= WORK TASK =
Up to and including the line with "Geometry: optimised at", restate the records below word for word, beginning with their first line.

━━━ DATA FOR REVIEW

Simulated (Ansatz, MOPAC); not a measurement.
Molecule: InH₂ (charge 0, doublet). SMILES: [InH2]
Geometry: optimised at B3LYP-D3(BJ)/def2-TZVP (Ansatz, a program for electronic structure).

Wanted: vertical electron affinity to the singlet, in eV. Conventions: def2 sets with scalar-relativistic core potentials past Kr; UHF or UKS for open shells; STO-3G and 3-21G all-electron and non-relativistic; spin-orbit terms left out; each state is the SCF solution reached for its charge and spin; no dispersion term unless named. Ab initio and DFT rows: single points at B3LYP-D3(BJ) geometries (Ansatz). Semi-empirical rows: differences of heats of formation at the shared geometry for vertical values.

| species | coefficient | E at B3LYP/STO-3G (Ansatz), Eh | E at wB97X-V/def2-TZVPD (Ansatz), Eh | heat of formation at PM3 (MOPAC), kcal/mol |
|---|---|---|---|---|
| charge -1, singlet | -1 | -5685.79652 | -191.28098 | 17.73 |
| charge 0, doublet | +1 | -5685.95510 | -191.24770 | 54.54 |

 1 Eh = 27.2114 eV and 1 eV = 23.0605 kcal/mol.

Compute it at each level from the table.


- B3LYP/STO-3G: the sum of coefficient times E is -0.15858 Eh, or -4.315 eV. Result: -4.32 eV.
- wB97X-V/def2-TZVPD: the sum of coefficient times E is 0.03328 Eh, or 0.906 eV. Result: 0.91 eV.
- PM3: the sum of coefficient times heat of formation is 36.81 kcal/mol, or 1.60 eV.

━━━━━━

= EXPECTED ANSWER =
Simulated (Ansatz, MOPAC); not a measurement.
Molecule: InH₂ (charge 0, doublet). SMILES: [InH2]
Geometry: optimised at B3LYP-D3(BJ)/def2-TZVP (Ansatz, a program for electronic structure).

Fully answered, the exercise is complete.